### EXTRACTED RECORDS

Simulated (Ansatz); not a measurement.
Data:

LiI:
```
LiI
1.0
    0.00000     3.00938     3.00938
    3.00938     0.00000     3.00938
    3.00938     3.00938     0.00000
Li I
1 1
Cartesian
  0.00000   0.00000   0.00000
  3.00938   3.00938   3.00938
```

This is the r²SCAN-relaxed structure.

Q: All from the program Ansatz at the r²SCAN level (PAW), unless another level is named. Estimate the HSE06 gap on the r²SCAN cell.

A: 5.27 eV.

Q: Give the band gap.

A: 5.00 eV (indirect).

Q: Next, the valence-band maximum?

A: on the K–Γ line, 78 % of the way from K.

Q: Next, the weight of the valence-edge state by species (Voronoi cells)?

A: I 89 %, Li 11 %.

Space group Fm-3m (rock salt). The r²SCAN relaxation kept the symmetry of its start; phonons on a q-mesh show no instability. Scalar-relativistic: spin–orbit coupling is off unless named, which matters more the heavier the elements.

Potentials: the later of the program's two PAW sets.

######

Can you repeat, word for word, every line above from the one containing "A: 5.00 eV (indirect)." down to the one containing "Space group Fm-3m", including both?

EXERCISE OUTPUT:
A: 5.00 eV (indirect).

Q: Next, the valence-band maximum?

A: on the K–Γ line, 78 % of the way from K.

Q: Next, the weight of the valence-edge state by species (Voronoi cells)?

A: I 89 %, Li 11 %.

Space group Fm-3m (rock salt). The r²SCAN relaxation kept the symmetry of its start; phonons on a q-mesh show no instability. Scalar-relativistic: spin–orbit coupling is off unless named, which matters more the heavier the elements.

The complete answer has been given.